[DATA SUPPLIED Boundary: Start]

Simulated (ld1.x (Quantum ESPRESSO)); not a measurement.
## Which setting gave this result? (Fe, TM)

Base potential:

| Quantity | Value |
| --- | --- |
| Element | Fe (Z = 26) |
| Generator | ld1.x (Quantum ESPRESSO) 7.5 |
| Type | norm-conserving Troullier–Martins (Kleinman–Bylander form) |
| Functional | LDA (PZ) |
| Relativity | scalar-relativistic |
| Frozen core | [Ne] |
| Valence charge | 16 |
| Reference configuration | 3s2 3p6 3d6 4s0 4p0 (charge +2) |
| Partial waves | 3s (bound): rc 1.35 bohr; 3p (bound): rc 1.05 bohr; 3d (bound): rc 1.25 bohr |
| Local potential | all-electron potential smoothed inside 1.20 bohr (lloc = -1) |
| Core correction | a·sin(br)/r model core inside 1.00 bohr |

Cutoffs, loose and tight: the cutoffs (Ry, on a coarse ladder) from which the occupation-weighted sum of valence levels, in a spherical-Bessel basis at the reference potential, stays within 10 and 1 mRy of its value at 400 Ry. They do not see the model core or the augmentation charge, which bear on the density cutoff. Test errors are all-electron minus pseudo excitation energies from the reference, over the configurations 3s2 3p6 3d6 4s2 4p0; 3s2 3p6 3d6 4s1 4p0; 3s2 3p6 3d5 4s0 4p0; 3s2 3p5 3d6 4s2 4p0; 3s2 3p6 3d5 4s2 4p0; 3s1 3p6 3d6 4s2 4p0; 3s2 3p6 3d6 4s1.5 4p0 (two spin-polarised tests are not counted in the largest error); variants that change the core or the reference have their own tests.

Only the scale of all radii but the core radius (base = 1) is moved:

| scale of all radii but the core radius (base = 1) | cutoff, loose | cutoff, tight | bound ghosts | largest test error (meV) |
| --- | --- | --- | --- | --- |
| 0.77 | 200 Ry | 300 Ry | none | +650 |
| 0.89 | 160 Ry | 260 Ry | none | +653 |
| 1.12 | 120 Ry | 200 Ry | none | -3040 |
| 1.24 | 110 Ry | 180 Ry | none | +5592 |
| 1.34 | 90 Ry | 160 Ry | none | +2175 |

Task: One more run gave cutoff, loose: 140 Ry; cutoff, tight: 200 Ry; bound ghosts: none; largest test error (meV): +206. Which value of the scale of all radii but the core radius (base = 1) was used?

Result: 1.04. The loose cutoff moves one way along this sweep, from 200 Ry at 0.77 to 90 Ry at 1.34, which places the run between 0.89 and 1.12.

[DATA SUPPLIED Boundary: End]

BRIEF: Using the entries above, give back exactly the line containing "Quantity | Value |", the line containing "Task: One more", and every line between them, and nothing else.

WRITTEN SOLUTION:
| Quantity | Value |
| --- | --- |
| Element | Fe (Z = 26) |
| Generator | ld1.x (Quantum ESPRESSO) 7.5 |
| Type | norm-conserving Troullier–Martins (Kleinman–Bylander form) |
| Functional | LDA (PZ) |
| Relativity | scalar-relativistic |
| Frozen core | [Ne] |
| Valence charge | 16 |
| Reference configuration | 3s2 3p6 3d6 4s0 4p0 (charge +2) |
| Partial waves | 3s (bound): rc 1.35 bohr; 3p (bound): rc 1.05 bohr; 3d (bound): rc 1.25 bohr |
| Local potential | all-electron potential smoothed inside 1.20 bohr (lloc = -1) |
| Core correction | a·sin(br)/r model core inside 1.00 bohr |

Cutoffs, loose and tight: the cutoffs (Ry, on a coarse ladder) from which the occupation-weighted sum of valence levels, in a spherical-Bessel basis at the reference potential, stays within 10 and 1 mRy of its value at 400 Ry. They do not see the model core or the augmentation charge, which bear on the density cutoff. Test errors are all-electron minus pseudo excitation energies from the reference, over the configurations 3s2 3p6 3d6 4s2 4p0; 3s2 3p6 3d6 4s1 4p0; 3s2 3p6 3d5 4s0 4p0; 3s2 3p5 3d6 4s2 4p0; 3s2 3p6 3d5 4s2 4p0; 3s1 3p6 3d6 4s2 4p0; 3s2 3p6 3d6 4s1.5 4p0 (two spin-polarised tests are not counted in the largest error); variants that change the core or the reference have their own tests.

Only the scale of all radii but the core radius (base = 1) is moved:

| scale of all radii but the core radius (base = 1) | cutoff, loose | cutoff, tight | bound ghosts | largest test error (meV) |
| --- | --- | --- | --- | --- |
| 0.77 | 200 Ry | 300 Ry | none | +650 |
| 0.89 | 160 Ry | 260 Ry | none | +653 |
| 1.12 | 120 Ry | 200 Ry | none | -3040 |
| 1.24 | 110 Ry | 180 Ry | none | +5592 |
| 1.34 | 90 Ry | 160 Ry | none | +2175 |

Task: One more run gave cutoff, loose: 140 Ry; cutoff, tight: 200 Ry; bound ghosts: none; largest test error (meV): +206. Which value of the scale of all radii but the core radius (base = 1) was used?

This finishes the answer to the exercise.